[Record extracts Boundary: Start]

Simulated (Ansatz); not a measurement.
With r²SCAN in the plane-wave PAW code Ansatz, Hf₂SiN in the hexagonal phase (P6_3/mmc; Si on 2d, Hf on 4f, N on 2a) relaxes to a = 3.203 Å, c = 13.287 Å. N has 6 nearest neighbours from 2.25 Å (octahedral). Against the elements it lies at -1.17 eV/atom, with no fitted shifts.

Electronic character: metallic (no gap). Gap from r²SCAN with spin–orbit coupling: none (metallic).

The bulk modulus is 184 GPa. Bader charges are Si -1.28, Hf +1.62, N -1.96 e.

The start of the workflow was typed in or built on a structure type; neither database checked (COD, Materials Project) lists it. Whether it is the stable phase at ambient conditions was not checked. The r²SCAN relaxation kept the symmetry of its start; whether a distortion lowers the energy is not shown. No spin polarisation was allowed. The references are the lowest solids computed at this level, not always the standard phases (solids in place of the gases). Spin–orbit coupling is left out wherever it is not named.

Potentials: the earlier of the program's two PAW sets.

[Record extracts Boundary: End]

● Assigned task:
Beginning with the line above that contains "The bulk modulus", copy each line exactly up to and including the line that contains "The start of", and go no further.

● Written response:
The bulk modulus is 184 GPa. Bader charges are Si -1.28, Hf +1.62, N -1.96 e.

The start of the workflow was typed in or built on a structure type; neither database checked (COD, Materials Project) lists it. Whether it is the stable phase at ambient conditions was not checked. The r²SCAN relaxation kept the symmetry of its start; whether a distortion lowers the energy is not shown. No spin polarisation was allowed. The references are the lowest solids computed at this level, not always the standard phases (solids in place of the gases). Spin–orbit coupling is left out wherever it is not named.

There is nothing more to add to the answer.